WORK INSTRUCTION: Below is a listing. Quote from it, exactly, the lines from the one containing "on semicore shells)" down to the one containing "Energies are extrapolated to zero smearing.", both ends included, and nothing else.

EXCERPTED RECORDS:
== Segment start ==

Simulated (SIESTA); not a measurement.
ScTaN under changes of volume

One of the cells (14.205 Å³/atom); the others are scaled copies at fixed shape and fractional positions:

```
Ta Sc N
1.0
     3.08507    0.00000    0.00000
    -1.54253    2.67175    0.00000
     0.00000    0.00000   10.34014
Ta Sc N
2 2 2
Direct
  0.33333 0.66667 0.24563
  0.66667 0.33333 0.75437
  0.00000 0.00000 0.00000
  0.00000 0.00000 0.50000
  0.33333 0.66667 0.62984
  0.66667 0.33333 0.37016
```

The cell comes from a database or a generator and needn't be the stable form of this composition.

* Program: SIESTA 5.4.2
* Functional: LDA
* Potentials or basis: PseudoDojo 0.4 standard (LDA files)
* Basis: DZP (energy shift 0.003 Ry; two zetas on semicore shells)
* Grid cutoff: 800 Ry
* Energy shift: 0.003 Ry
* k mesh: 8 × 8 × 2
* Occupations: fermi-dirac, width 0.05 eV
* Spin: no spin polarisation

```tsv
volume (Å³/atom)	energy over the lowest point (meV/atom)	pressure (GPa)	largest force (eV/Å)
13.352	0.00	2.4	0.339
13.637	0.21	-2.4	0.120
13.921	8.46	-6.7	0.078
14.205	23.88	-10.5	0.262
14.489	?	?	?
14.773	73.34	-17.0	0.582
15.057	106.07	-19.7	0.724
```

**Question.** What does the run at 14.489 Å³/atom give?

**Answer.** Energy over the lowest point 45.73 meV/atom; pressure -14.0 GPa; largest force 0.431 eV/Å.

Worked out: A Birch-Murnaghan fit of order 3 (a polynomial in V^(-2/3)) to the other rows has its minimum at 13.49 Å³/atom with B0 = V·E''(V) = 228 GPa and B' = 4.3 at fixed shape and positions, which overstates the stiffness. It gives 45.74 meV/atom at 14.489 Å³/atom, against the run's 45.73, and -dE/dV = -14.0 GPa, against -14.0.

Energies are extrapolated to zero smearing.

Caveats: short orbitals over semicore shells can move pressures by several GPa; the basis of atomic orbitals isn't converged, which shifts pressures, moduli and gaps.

== Segment end ==

EXERCISE RESPONSE:
* Basis: DZP (energy shift 0.003 Ry; two zetas on semicore shells)
* Grid cutoff: 800 Ry
* Energy shift: 0.003 Ry
* k mesh: 8 × 8 × 2
* Occupations: fermi-dirac, width 0.05 eV
* Spin: no spin polarisation

```tsv
volume (Å³/atom)	energy over the lowest point (meV/atom)	pressure (GPa)	largest force (eV/Å)
13.352	0.00	2.4	0.339
13.637	0.21	-2.4	0.120
13.921	8.46	-6.7	0.078
14.205	23.88	-10.5	0.262
14.489	?	?	?
14.773	73.34	-17.0	0.582
15.057	106.07	-19.7	0.724
```

**Question.** What does the run at 14.489 Å³/atom give?

**Answer.** Energy over the lowest point 45.73 meV/atom; pressure -14.0 GPa; largest force 0.431 eV/Å.

Worked out: A Birch-Murnaghan fit of order 3 (a polynomial in V^(-2/3)) to the other rows has its minimum at 13.49 Å³/atom with B0 = V·E''(V) = 228 GPa and B' = 4.3 at fixed shape and positions, which overstates the stiffness. It gives 45.74 meV/atom at 14.489 Å³/atom, against the run's 45.73, and -dE/dV = -14.0 GPa, against -14.0.

Energies are extrapolated to zero smearing.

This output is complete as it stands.